* [WORK INSTRUCTION]:
Set down the records below in full, exactly as they read.

* [DATA SHOWN]:
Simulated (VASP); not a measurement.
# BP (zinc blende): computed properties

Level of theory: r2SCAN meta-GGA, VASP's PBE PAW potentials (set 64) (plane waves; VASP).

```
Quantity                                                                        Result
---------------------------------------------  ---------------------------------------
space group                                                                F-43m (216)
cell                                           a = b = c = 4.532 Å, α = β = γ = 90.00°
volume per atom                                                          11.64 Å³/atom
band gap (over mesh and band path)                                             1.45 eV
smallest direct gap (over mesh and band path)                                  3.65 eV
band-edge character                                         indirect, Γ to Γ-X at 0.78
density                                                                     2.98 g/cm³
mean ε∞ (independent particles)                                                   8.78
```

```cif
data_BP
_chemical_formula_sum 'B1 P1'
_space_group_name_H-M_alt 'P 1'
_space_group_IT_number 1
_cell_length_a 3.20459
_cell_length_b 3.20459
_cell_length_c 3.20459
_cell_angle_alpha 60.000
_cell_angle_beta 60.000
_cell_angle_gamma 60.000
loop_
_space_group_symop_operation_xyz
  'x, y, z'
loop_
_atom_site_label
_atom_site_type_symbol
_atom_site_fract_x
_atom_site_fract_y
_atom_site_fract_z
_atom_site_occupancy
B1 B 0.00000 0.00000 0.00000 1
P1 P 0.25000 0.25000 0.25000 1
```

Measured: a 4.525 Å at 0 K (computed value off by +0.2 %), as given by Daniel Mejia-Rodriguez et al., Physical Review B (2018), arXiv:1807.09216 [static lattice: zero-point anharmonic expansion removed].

* [EXPECTED ANSWER]:
Simulated (VASP); not a measurement.
# BP (zinc blende): computed properties

Level of theory: r2SCAN meta-GGA, VASP's PBE PAW potentials (set 64) (plane waves; VASP).

```
Quantity                                                                        Result
---------------------------------------------  ---------------------------------------
space group                                                                F-43m (216)
cell                                           a = b = c = 4.532 Å, α = β = γ = 90.00°
volume per atom                                                          11.64 Å³/atom
band gap (over mesh and band path)                                             1.45 eV
smallest direct gap (over mesh and band path)                                  3.65 eV
band-edge character                                         indirect, Γ to Γ-X at 0.78
density                                                                     2.98 g/cm³
mean ε∞ (independent particles)                                                   8.78
```

```cif
data_BP
_chemical_formula_sum 'B1 P1'
_space_group_name_H-M_alt 'P 1'
_space_group_IT_number 1
_cell_length_a 3.20459
_cell_length_b 3.20459
_cell_length_c 3.20459
_cell_angle_alpha 60.000
_cell_angle_beta 60.000
_cell_angle_gamma 60.000
loop_
_space_group_symop_operation_xyz
  'x, y, z'
loop_
_atom_site_label
_atom_site_type_symbol
_atom_site_fract_x
_atom_site_fract_y
_atom_site_fract_z
_atom_site_occupancy
B1 B 0.00000 0.00000 0.00000 1
P1 P 0.25000 0.25000 0.25000 1
```

Measured: a 4.525 Å at 0 K (computed value off by +0.2 %), as given by Daniel Mejia-Rodriguez et al., Physical Review B (2018), arXiv:1807.09216 [static lattice: zero-point anharmonic expansion removed].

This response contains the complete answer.